[Opening DATA UNDER STUDY section]

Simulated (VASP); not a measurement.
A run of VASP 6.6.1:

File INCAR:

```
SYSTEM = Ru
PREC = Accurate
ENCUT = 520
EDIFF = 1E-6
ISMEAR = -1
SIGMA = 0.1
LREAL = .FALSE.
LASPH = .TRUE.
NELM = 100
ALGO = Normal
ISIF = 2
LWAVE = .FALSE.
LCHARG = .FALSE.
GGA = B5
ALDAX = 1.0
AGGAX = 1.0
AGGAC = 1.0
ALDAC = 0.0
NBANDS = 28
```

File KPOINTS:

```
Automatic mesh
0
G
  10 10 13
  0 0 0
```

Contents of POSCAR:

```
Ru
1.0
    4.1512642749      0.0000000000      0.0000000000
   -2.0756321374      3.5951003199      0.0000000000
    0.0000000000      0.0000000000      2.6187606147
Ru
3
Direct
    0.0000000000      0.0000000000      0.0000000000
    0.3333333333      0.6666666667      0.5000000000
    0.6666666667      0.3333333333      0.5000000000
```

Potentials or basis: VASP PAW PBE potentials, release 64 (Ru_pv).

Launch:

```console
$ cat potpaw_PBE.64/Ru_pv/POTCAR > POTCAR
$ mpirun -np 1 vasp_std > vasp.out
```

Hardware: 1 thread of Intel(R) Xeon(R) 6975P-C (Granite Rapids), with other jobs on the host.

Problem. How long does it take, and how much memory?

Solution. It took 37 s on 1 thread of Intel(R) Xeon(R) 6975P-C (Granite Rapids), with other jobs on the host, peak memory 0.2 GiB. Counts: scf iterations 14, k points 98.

[Closing DATA UNDER STUDY section]

◆ **EXERCISE**
From the first line of the records above down to the line containing "Problem. How long", repeat each line exactly as written. Include both of those lines and add nothing.

◆ **RESULT**
Simulated (VASP); not a measurement.
A run of VASP 6.6.1:

File INCAR:

```
SYSTEM = Ru
PREC = Accurate
ENCUT = 520
EDIFF = 1E-6
ISMEAR = -1
SIGMA = 0.1
LREAL = .FALSE.
LASPH = .TRUE.
NELM = 100
ALGO = Normal
ISIF = 2
LWAVE = .FALSE.
LCHARG = .FALSE.
GGA = B5
ALDAX = 1.0
AGGAX = 1.0
AGGAC = 1.0
ALDAC = 0.0
NBANDS = 28
```

File KPOINTS:

```
Automatic mesh
0
G
  10 10 13
  0 0 0
```

Contents of POSCAR:

```
Ru
1.0
    4.1512642749      0.0000000000      0.0000000000
   -2.0756321374      3.5951003199      0.0000000000
    0.0000000000      0.0000000000      2.6187606147
Ru
3
Direct
    0.0000000000      0.0000000000      0.0000000000
    0.3333333333      0.6666666667      0.5000000000
    0.6666666667      0.3333333333      0.5000000000
```

Potentials or basis: VASP PAW PBE potentials, release 64 (Ru_pv).

Launch:

```console
$ cat potpaw_PBE.64/Ru_pv/POTCAR > POTCAR
$ mpirun -np 1 vasp_std > vasp.out
```

Hardware: 1 thread of Intel(R) Xeon(R) 6975P-C (Granite Rapids), with other jobs on the host.

Problem. How long does it take, and how much memory?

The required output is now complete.